☆ ☆ ☆

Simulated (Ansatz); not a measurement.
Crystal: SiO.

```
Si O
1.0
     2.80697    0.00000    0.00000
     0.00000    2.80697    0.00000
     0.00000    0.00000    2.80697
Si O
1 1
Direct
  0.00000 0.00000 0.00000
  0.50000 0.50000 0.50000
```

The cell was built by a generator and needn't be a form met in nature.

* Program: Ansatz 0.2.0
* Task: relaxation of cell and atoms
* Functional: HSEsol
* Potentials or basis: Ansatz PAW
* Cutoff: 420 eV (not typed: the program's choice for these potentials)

☆ ☆ ☆

### ASSIGNED TASK
Output all entries again exactly; no line may be altered.

### EXERCISE RESULT
Simulated (Ansatz); not a measurement.
Crystal: SiO.

```
Si O
1.0
     2.80697    0.00000    0.00000
     0.00000    2.80697    0.00000
     0.00000    0.00000    2.80697
Si O
1 1
Direct
  0.00000 0.00000 0.00000
  0.50000 0.50000 0.50000
```

The cell was built by a generator and needn't be a form met in nature.

* Program: Ansatz 0.2.0
* Task: relaxation of cell and atoms
* Functional: HSEsol
* Potentials or basis: Ansatz PAW
* Cutoff: 420 eV (not typed: the program's choice for these potentials)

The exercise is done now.